Material supplied:
========

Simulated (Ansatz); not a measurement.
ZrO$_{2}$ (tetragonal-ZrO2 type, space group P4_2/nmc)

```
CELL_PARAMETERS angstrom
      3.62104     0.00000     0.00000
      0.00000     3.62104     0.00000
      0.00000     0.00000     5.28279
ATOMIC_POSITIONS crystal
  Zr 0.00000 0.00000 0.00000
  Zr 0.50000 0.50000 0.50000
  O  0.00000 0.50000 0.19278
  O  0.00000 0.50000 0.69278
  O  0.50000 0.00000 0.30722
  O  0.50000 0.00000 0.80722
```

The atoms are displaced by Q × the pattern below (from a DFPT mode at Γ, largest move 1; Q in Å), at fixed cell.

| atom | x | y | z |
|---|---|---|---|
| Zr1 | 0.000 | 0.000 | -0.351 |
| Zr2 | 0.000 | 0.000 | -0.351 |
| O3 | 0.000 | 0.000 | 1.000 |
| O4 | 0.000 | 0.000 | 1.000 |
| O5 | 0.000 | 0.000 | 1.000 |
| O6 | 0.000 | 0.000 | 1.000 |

========

Brief: Produce only the lines from the line containing "O3 | 0.000 | 0.000 | 1.000 |" through the line containing "O5 | 0.000 | 0.000 | 1.000 |", inclusive of both, exactly as they stand in the entries above.

Task response:
| O3 | 0.000 | 0.000 | 1.000 |
| O4 | 0.000 | 0.000 | 1.000 |
| O5 | 0.000 | 0.000 | 1.000 |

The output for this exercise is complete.